*** GIVEN INFORMATION Section Begins ***

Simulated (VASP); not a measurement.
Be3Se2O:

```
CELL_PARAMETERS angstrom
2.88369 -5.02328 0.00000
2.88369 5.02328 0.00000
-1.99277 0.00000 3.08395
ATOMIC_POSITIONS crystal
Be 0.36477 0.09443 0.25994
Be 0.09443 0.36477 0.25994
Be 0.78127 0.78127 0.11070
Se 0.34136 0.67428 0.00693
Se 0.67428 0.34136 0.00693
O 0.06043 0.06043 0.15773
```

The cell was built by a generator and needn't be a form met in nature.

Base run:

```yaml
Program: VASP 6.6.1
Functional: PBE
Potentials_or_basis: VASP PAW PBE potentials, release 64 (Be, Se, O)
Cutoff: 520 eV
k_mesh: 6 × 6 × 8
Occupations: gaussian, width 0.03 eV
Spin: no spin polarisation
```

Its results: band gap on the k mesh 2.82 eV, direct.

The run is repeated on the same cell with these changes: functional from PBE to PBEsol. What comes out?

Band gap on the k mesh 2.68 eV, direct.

*** GIVEN INFORMATION Section Ends ***

= REQUIRED ACTION =
Your answer must consist of every line above, reproduced exactly.

= EXERCISE ANSWER =
Simulated (VASP); not a measurement.
Be3Se2O:

```
CELL_PARAMETERS angstrom
2.88369 -5.02328 0.00000
2.88369 5.02328 0.00000
-1.99277 0.00000 3.08395
ATOMIC_POSITIONS crystal
Be 0.36477 0.09443 0.25994
Be 0.09443 0.36477 0.25994
Be 0.78127 0.78127 0.11070
Se 0.34136 0.67428 0.00693
Se 0.67428 0.34136 0.00693
O 0.06043 0.06043 0.15773
```

The cell was built by a generator and needn't be a form met in nature.

Base run:

```yaml
Program: VASP 6.6.1
Functional: PBE
Potentials_or_basis: VASP PAW PBE potentials, release 64 (Be, Se, O)
Cutoff: 520 eV
k_mesh: 6 × 6 × 8
Occupations: gaussian, width 0.03 eV
Spin: no spin polarisation
```

Its results: band gap on the k mesh 2.82 eV, direct.

The run is repeated on the same cell with these changes: functional from PBE to PBEsol. What comes out?

Band gap on the k mesh 2.68 eV, direct.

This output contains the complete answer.